• Dataset extract
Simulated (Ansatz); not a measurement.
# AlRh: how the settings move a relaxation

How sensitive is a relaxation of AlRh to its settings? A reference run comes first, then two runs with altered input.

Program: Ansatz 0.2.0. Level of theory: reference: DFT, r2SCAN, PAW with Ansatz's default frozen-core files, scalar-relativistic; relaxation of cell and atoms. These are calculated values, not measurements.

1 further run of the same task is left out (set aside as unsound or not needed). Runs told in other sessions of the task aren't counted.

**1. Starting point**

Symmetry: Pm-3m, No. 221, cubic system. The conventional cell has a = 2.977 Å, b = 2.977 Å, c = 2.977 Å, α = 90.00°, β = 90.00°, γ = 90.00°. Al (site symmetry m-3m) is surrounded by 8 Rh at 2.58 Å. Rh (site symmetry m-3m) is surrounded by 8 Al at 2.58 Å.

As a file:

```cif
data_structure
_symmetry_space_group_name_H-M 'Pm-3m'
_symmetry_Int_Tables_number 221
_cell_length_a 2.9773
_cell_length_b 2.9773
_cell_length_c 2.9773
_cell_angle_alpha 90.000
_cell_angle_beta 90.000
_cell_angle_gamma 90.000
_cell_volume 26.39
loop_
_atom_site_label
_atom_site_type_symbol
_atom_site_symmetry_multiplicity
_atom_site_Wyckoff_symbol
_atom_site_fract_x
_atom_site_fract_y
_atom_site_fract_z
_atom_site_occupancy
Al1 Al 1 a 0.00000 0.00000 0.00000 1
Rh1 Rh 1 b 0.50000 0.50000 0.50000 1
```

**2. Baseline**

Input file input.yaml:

• Requirement
Write out only the lines from the very start of the entries above to the line that includes "How sensitive is", both ends included, each one unchanged.

• Written reply
Simulated (Ansatz); not a measurement.
# AlRh: how the settings move a relaxation

How sensitive is a relaxation of AlRh to its settings? A reference run comes first, then two runs with altered input.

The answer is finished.